**Assignment**
Each entry must appear in the answer exactly as written.

**Provided material**
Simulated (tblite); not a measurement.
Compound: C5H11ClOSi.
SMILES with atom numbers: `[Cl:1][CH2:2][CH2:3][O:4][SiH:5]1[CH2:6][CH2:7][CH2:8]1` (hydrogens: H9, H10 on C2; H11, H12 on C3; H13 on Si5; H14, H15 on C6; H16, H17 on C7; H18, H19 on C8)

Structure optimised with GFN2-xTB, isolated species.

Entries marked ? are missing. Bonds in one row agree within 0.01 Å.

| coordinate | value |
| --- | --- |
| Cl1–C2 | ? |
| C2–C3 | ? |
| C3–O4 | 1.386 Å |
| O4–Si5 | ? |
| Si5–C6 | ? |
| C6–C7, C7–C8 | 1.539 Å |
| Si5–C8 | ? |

**Response box**
Simulated (tblite); not a measurement.
Compound: C5H11ClOSi.
SMILES with atom numbers: `[Cl:1][CH2:2][CH2:3][O:4][SiH:5]1[CH2:6][CH2:7][CH2:8]1` (hydrogens: H9, H10 on C2; H11, H12 on C3; H13 on Si5; H14, H15 on C6; H16, H17 on C7; H18, H19 on C8)

Structure optimised with GFN2-xTB, isolated species.

Entries marked ? are missing. Bonds in one row agree within 0.01 Å.

| coordinate | value |
| --- | --- |
| Cl1–C2 | ? |
| C2–C3 | ? |
| C3–O4 | 1.386 Å |
| O4–Si5 | ? |
| Si5–C6 | ? |
| C6–C7, C7–C8 | 1.539 Å |
| Si5–C8 | ? |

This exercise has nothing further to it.